- _Work instruction_
Give back the material word for word, every line included.

=====

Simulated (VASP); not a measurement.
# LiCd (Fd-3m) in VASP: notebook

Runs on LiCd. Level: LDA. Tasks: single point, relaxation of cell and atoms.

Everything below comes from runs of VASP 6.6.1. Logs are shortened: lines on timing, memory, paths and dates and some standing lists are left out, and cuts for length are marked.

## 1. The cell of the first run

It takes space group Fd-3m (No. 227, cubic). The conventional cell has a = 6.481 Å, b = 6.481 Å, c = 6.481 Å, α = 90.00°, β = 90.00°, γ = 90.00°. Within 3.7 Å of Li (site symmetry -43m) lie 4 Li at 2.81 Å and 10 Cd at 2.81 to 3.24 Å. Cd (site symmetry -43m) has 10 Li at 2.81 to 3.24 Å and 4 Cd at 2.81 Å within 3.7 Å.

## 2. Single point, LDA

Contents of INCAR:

=====

- _Written reply_
Simulated (VASP); not a measurement.
# LiCd (Fd-3m) in VASP: notebook

Runs on LiCd. Level: LDA. Tasks: single point, relaxation of cell and atoms.

Everything below comes from runs of VASP 6.6.1. Logs are shortened: lines on timing, memory, paths and dates and some standing lists are left out, and cuts for length are marked.

## 1. The cell of the first run

It takes space group Fd-3m (No. 227, cubic). The conventional cell has a = 6.481 Å, b = 6.481 Å, c = 6.481 Å, α = 90.00°, β = 90.00°, γ = 90.00°. Within 3.7 Å of Li (site symmetry -43m) lie 4 Li at 2.81 Å and 10 Cd at 2.81 to 3.24 Å. Cd (site symmetry -43m) has 10 Li at 2.81 to 3.24 Å and 4 Cd at 2.81 Å within 3.7 Å.

## 2. Single point, LDA

Contents of INCAR:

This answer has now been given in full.